* [WORK INSTRUCTION]: Restate word for word the lines of the entries below, starting with the line that holds "Taking a straight" and ending with the line that holds "Answer: y = -0.063", and no others.

▽

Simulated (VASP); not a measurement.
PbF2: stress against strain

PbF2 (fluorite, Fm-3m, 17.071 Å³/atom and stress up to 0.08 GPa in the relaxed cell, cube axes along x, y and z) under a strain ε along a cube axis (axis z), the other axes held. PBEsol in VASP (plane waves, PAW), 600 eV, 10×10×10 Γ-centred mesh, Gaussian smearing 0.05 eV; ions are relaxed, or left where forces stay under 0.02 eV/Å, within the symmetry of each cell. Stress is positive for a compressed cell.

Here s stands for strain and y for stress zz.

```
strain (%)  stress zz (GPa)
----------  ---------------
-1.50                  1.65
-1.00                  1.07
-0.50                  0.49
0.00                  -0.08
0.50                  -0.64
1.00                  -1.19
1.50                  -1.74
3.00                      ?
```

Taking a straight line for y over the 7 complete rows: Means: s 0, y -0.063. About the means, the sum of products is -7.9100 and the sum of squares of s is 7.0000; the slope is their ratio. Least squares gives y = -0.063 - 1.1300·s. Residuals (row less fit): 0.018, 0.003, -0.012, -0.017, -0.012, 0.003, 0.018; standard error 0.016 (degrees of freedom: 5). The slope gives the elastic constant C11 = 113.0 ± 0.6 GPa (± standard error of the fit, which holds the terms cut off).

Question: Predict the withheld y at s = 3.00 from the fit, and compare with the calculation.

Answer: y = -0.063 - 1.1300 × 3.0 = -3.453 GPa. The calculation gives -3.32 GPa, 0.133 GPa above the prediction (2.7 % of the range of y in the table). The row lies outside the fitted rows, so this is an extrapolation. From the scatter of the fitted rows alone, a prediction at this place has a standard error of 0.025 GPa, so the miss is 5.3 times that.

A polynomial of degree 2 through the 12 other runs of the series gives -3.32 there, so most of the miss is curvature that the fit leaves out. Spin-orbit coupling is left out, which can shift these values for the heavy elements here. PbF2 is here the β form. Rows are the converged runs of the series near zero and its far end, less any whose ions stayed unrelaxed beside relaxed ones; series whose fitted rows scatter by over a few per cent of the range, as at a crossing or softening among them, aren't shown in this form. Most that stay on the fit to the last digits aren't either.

△

* [TASK SOLUTION]:
Taking a straight line for y over the 7 complete rows: Means: s 0, y -0.063. About the means, the sum of products is -7.9100 and the sum of squares of s is 7.0000; the slope is their ratio. Least squares gives y = -0.063 - 1.1300·s. Residuals (row less fit): 0.018, 0.003, -0.012, -0.017, -0.012, 0.003, 0.018; standard error 0.016 (degrees of freedom: 5). The slope gives the elastic constant C11 = 113.0 ± 0.6 GPa (± standard error of the fit, which holds the terms cut off).

Question: Predict the withheld y at s = 3.00 from the fit, and compare with the calculation.

Answer: y = -0.063 - 1.1300 × 3.0 = -3.453 GPa. The calculation gives -3.32 GPa, 0.133 GPa above the prediction (2.7 % of the range of y in the table). The row lies outside the fitted rows, so this is an extrapolation. From the scatter of the fitted rows alone, a prediction at this place has a standard error of 0.025 GPa, so the miss is 5.3 times that.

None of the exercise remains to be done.